........

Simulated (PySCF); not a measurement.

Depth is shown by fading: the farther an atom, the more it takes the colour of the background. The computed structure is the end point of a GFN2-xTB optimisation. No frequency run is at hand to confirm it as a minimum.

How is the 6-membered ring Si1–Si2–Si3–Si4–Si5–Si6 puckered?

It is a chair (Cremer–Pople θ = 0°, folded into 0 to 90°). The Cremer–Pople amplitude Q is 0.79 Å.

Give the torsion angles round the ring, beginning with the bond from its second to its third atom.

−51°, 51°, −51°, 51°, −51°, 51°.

........

▸ **Work request**
Starting at the first line of the records above, please copy every line exactly through the line containing "Give the torsion", and stop there.

▸ **Written response**
Simulated (PySCF); not a measurement.

Depth is shown by fading: the farther an atom, the more it takes the colour of the background. The computed structure is the end point of a GFN2-xTB optimisation. No frequency run is at hand to confirm it as a minimum.

How is the 6-membered ring Si1–Si2–Si3–Si4–Si5–Si6 puckered?

It is a chair (Cremer–Pople θ = 0°, folded into 0 to 90°). The Cremer–Pople amplitude Q is 0.79 Å.

Give the torsion angles round the ring, beginning with the bond from its second to its third atom.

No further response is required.